> _Excerpted records_:
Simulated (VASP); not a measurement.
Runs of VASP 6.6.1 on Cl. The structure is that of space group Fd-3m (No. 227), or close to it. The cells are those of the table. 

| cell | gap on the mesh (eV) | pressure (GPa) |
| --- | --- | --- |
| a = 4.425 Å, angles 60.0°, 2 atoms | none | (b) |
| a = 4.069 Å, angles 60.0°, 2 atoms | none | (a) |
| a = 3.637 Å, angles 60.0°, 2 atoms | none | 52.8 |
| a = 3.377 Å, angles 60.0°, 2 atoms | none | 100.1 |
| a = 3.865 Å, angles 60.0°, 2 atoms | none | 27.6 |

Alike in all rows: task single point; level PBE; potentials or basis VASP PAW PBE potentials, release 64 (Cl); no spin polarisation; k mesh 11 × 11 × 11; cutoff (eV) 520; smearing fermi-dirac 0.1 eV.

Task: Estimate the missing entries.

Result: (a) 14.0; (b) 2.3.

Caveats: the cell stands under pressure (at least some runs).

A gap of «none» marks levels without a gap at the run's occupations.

> _Work task_: All lines from the opening of the records through the line where "Result: (a) 14.0; (b) 2.3." occurs are to be output verbatim. No other line belongs in the answer.

> _Task solution_:
Simulated (VASP); not a measurement.
Runs of VASP 6.6.1 on Cl. The structure is that of space group Fd-3m (No. 227), or close to it. The cells are those of the table. 

| cell | gap on the mesh (eV) | pressure (GPa) |
| --- | --- | --- |
| a = 4.425 Å, angles 60.0°, 2 atoms | none | (b) |
| a = 4.069 Å, angles 60.0°, 2 atoms | none | (a) |
| a = 3.637 Å, angles 60.0°, 2 atoms | none | 52.8 |
| a = 3.377 Å, angles 60.0°, 2 atoms | none | 100.1 |
| a = 3.865 Å, angles 60.0°, 2 atoms | none | 27.6 |

Alike in all rows: task single point; level PBE; potentials or basis VASP PAW PBE potentials, release 64 (Cl); no spin polarisation; k mesh 11 × 11 × 11; cutoff (eV) 520; smearing fermi-dirac 0.1 eV.

Task: Estimate the missing entries.

Result: (a) 14.0; (b) 2.3.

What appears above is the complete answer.